▶ Supplied material
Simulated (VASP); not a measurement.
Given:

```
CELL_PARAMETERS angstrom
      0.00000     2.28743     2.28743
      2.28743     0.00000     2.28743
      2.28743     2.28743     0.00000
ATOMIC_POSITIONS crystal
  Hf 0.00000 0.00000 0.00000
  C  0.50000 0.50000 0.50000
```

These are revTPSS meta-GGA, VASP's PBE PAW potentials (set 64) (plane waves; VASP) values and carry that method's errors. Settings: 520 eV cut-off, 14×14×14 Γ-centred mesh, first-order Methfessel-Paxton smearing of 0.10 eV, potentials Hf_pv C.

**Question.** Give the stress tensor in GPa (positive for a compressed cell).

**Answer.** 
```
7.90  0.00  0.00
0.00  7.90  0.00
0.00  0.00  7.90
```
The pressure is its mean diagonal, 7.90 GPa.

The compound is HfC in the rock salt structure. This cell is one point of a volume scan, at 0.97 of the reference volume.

▶ Assignment
The required output is the exact run of lines from the beginning of the listing above to the line that contains "The pressure is its mean diagonal, 7.90 GPa.", inclusive of both.

▶ Exercise solution
Simulated (VASP); not a measurement.
Given:

```
CELL_PARAMETERS angstrom
      0.00000     2.28743     2.28743
      2.28743     0.00000     2.28743
      2.28743     2.28743     0.00000
ATOMIC_POSITIONS crystal
  Hf 0.00000 0.00000 0.00000
  C  0.50000 0.50000 0.50000
```

These are revTPSS meta-GGA, VASP's PBE PAW potentials (set 64) (plane waves; VASP) values and carry that method's errors. Settings: 520 eV cut-off, 14×14×14 Γ-centred mesh, first-order Methfessel-Paxton smearing of 0.10 eV, potentials Hf_pv C.

**Question.** Give the stress tensor in GPa (positive for a compressed cell).

**Answer.** 
```
7.90  0.00  0.00
0.00  7.90  0.00
0.00  0.00  7.90
```
The pressure is its mean diagonal, 7.90 GPa.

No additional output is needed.